### WORK ORDER
The required output is the complete data, repeated without alteration.

»»

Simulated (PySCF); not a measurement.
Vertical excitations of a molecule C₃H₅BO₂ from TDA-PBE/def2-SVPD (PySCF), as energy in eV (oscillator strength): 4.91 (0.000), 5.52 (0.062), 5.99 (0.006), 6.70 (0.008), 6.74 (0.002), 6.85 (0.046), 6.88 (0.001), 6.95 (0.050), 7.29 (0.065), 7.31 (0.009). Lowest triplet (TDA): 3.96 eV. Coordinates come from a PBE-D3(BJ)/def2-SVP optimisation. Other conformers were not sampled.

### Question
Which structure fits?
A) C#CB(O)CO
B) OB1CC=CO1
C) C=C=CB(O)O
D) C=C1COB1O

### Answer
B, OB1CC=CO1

««

### ANSWER BOX
Simulated (PySCF); not a measurement.
Vertical excitations of a molecule C₃H₅BO₂ from TDA-PBE/def2-SVPD (PySCF), as energy in eV (oscillator strength): 4.91 (0.000), 5.52 (0.062), 5.99 (0.006), 6.70 (0.008), 6.74 (0.002), 6.85 (0.046), 6.88 (0.001), 6.95 (0.050), 7.29 (0.065), 7.31 (0.009). Lowest triplet (TDA): 3.96 eV. Coordinates come from a PBE-D3(BJ)/def2-SVP optimisation. Other conformers were not sampled.

### Question
Which structure fits?
A) C#CB(O)CO
B) OB1CC=CO1
C) C=C=CB(O)O
D) C=C1COB1O

### Answer
B, OB1CC=CO1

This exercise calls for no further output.